ACTION ITEM: The lines from the start of the data up to and including the one with "Everything below comes" should be returned exactly, and nothing else.

EXTRACTED DATA:
▼

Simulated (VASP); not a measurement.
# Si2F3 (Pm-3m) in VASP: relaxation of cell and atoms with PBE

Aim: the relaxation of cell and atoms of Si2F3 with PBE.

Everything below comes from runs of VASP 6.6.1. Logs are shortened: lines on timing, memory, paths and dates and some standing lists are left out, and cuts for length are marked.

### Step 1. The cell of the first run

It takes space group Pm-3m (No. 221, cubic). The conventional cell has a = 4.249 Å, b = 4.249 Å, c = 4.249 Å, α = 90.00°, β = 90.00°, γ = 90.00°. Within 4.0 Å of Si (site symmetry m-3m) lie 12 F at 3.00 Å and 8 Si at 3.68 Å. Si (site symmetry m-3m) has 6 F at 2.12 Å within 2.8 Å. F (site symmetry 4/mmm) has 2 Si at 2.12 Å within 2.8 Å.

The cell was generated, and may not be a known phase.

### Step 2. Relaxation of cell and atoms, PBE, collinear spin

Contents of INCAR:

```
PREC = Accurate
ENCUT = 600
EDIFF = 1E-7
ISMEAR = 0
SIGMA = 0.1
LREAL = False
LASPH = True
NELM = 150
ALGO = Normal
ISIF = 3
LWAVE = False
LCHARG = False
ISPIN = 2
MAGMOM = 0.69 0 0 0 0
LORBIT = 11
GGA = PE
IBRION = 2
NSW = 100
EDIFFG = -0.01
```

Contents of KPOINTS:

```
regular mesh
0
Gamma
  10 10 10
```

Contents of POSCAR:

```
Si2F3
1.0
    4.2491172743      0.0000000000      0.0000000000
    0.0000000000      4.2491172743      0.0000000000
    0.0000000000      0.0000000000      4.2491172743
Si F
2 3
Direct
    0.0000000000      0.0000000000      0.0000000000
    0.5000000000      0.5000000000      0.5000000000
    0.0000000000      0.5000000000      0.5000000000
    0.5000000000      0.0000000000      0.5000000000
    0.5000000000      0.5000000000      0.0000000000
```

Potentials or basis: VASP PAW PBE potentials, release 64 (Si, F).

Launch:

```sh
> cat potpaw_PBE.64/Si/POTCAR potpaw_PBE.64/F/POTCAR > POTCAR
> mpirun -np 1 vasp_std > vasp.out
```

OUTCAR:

▲

SOLUTION:
Simulated (VASP); not a measurement.
# Si2F3 (Pm-3m) in VASP: relaxation of cell and atoms with PBE

Aim: the relaxation of cell and atoms of Si2F3 with PBE.

Everything below comes from runs of VASP 6.6.1. Logs are shortened: lines on timing, memory, paths and dates and some standing lists are left out, and cuts for length are marked.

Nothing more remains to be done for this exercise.